▶ [Provided data]
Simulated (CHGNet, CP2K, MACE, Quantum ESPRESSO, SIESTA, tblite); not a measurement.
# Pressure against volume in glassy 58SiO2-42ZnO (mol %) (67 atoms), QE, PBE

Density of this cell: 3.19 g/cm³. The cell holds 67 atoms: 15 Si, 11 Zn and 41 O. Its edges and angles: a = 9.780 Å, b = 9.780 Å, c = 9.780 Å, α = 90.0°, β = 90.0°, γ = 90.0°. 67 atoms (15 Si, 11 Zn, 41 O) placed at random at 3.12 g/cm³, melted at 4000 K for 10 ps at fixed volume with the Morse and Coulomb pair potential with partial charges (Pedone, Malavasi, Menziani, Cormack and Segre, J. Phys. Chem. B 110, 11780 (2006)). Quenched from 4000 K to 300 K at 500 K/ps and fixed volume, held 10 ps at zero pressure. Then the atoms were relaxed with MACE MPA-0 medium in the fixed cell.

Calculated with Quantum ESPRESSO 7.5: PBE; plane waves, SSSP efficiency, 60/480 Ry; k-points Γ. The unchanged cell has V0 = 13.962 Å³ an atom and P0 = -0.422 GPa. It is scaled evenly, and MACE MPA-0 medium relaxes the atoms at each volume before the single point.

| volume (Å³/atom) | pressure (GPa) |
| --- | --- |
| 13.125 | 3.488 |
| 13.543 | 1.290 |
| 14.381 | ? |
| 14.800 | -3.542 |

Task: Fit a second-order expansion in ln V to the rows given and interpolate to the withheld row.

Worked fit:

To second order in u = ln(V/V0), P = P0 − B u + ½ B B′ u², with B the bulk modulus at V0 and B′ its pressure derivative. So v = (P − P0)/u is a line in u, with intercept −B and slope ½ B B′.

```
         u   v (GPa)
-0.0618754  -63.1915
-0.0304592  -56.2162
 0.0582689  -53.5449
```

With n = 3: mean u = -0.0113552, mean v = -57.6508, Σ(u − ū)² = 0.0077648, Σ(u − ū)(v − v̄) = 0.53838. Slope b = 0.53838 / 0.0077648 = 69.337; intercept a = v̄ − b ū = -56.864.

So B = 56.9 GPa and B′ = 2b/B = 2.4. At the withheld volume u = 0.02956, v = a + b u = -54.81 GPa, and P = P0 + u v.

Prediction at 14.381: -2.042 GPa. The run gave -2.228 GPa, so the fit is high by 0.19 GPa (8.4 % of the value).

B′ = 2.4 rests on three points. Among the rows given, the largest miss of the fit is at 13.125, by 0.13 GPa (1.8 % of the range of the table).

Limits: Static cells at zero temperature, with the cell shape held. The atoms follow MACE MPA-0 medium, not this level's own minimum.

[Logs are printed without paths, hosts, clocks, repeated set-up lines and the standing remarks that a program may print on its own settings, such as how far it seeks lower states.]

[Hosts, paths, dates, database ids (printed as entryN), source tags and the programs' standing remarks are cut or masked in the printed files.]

▶ [Task item]
Repeat the lines from the first one in the records through the line containing "# Pressure against", exactly as written, and nothing else.

▶ [Response]
Simulated (CHGNet, CP2K, MACE, Quantum ESPRESSO, SIESTA, tblite); not a measurement.
# Pressure against volume in glassy 58SiO2-42ZnO (mol %) (67 atoms), QE, PBE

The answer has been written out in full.